→ Action item:
Return every line of the listing below, unchanged, from its first line to the line holding "Left: crystalline Ti", that line included.

→ Records shown:
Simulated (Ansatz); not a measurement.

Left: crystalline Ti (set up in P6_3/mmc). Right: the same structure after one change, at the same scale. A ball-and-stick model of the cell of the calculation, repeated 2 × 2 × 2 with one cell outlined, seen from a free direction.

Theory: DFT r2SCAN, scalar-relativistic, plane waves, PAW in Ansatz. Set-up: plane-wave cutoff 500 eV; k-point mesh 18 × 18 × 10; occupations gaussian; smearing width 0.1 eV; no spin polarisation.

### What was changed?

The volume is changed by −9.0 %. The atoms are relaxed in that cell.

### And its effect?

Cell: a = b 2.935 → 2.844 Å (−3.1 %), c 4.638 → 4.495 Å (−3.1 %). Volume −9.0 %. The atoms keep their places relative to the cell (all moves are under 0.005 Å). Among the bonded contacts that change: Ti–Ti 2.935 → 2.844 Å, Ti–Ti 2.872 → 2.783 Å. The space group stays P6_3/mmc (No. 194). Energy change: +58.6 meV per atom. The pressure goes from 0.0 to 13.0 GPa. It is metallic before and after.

→ Exercise response:
Simulated (Ansatz); not a measurement.

Left: crystalline Ti (set up in P6_3/mmc). Right: the same structure after one change, at the same scale. A ball-and-stick model of the cell of the calculation, repeated 2 × 2 × 2 with one cell outlined, seen from a free direction.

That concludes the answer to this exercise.